---------- Recorded data ----------

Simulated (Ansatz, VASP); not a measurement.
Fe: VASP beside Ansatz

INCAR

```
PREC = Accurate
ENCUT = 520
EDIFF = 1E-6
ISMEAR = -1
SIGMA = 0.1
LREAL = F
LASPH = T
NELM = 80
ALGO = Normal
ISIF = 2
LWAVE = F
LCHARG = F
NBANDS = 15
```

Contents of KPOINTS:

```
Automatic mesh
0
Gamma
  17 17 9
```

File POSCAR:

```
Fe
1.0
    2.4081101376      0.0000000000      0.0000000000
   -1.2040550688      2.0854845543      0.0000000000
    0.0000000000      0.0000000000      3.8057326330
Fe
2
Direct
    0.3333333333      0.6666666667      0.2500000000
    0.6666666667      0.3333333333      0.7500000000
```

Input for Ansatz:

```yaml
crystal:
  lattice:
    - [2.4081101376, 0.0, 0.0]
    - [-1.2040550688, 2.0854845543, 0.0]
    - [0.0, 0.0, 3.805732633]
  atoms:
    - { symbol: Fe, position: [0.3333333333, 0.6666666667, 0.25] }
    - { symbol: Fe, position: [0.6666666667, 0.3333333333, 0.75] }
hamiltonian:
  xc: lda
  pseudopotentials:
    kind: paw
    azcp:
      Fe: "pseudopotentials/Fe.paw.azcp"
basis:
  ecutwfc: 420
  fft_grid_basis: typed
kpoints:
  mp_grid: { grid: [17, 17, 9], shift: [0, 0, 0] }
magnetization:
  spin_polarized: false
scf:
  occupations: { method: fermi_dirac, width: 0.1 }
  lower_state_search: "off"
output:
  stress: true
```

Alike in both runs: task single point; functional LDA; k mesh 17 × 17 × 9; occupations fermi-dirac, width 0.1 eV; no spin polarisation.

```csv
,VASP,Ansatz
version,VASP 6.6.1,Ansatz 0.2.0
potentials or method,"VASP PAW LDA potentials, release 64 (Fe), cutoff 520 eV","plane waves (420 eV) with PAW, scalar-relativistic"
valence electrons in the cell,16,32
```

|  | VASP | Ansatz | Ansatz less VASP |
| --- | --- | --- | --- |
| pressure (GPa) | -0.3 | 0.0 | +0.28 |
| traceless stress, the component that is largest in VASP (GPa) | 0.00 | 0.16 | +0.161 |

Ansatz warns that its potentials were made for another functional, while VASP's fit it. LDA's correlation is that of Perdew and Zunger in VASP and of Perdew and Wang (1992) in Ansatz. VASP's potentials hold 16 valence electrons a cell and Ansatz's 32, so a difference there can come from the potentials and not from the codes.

----------

**Assignment**:
Reproduce only the lines above, starting at the line with "0.0 | +0.28 |" and ending at the line with "0.16 | +0.161 |", exactly as written.

**Answer area**:
| pressure (GPa) | -0.3 | 0.0 | +0.28 |
| traceless stress, the component that is largest in VASP (GPa) | 0.00 | 0.16 | +0.161 |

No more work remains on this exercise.